* **SUPPLIED RECORDS**
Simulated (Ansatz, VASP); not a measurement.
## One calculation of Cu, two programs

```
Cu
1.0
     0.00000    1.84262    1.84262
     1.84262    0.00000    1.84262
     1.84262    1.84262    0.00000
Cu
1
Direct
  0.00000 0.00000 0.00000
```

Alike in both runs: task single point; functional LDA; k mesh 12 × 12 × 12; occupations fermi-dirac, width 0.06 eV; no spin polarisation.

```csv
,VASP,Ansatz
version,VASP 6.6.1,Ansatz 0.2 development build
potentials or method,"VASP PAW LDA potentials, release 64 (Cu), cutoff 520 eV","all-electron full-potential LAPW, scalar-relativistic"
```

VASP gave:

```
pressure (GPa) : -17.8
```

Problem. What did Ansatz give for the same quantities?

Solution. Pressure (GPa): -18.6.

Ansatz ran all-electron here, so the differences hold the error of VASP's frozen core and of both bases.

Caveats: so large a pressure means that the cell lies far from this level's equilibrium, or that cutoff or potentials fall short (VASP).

* **WORK ITEM**
Every entry above must be reproduced word for word.

* **RESPONSE AREA**
Simulated (Ansatz, VASP); not a measurement.
## One calculation of Cu, two programs

```
Cu
1.0
     0.00000    1.84262    1.84262
     1.84262    0.00000    1.84262
     1.84262    1.84262    0.00000
Cu
1
Direct
  0.00000 0.00000 0.00000
```

Alike in both runs: task single point; functional LDA; k mesh 12 × 12 × 12; occupations fermi-dirac, width 0.06 eV; no spin polarisation.

```csv
,VASP,Ansatz
version,VASP 6.6.1,Ansatz 0.2 development build
potentials or method,"VASP PAW LDA potentials, release 64 (Cu), cutoff 520 eV","all-electron full-potential LAPW, scalar-relativistic"
```

VASP gave:

```
pressure (GPa) : -17.8
```

Problem. What did Ansatz give for the same quantities?

Solution. Pressure (GPa): -18.6.

Ansatz ran all-electron here, so the differences hold the error of VASP's frozen core and of both bases.

Caveats: so large a pressure means that the cell lies far from this level's equilibrium, or that cutoff or potentials fall short (VASP).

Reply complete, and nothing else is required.